:::::

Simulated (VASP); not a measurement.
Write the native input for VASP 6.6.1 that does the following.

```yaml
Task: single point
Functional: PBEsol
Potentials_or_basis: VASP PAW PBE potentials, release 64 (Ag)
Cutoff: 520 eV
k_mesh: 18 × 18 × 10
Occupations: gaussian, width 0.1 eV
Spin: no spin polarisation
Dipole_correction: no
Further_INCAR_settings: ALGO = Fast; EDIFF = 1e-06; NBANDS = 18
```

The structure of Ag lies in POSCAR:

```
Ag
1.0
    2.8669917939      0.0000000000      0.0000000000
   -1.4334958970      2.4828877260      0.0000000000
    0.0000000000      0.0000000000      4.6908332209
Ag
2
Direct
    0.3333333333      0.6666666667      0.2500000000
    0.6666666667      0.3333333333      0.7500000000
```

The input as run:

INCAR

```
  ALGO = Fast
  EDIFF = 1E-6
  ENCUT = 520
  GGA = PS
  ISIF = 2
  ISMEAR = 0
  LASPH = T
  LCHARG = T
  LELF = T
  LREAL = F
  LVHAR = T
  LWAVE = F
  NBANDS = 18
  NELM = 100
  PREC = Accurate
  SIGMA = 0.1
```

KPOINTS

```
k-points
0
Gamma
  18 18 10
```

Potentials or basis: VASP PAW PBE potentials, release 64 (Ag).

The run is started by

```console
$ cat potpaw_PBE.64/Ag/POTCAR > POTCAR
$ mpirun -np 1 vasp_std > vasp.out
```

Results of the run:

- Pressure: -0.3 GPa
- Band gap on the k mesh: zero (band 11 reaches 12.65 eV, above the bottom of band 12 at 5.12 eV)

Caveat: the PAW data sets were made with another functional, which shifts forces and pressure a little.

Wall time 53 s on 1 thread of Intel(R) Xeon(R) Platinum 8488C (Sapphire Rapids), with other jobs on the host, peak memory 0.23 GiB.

:::::

**Work order**:
The lines to return begin at the first line of the records and end at the line holding "Caveat: the PAW"; please return them exactly, including both, and nothing beyond.

**Task result**:
Simulated (VASP); not a measurement.
Write the native input for VASP 6.6.1 that does the following.

```yaml
Task: single point
Functional: PBEsol
Potentials_or_basis: VASP PAW PBE potentials, release 64 (Ag)
Cutoff: 520 eV
k_mesh: 18 × 18 × 10
Occupations: gaussian, width 0.1 eV
Spin: no spin polarisation
Dipole_correction: no
Further_INCAR_settings: ALGO = Fast; EDIFF = 1e-06; NBANDS = 18
```

The structure of Ag lies in POSCAR:

```
Ag
1.0
    2.8669917939      0.0000000000      0.0000000000
   -1.4334958970      2.4828877260      0.0000000000
    0.0000000000      0.0000000000      4.6908332209
Ag
2
Direct
    0.3333333333      0.6666666667      0.2500000000
    0.6666666667      0.3333333333      0.7500000000
```

The input as run:

INCAR

```
  ALGO = Fast
  EDIFF = 1E-6
  ENCUT = 520
  GGA = PS
  ISIF = 2
  ISMEAR = 0
  LASPH = T
  LCHARG = T
  LELF = T
  LREAL = F
  LVHAR = T
  LWAVE = F
  NBANDS = 18
  NELM = 100
  PREC = Accurate
  SIGMA = 0.1
```

KPOINTS

```
k-points
0
Gamma
  18 18 10
```

Potentials or basis: VASP PAW PBE potentials, release 64 (Ag).

The run is started by

```console
$ cat potpaw_PBE.64/Ag/POTCAR > POTCAR
$ mpirun -np 1 vasp_std > vasp.out
```

Results of the run:

- Pressure: -0.3 GPa
- Band gap on the k mesh: zero (band 11 reaches 12.65 eV, above the bottom of band 12 at 5.12 eV)

Caveat: the PAW data sets were made with another functional, which shifts forces and pressure a little.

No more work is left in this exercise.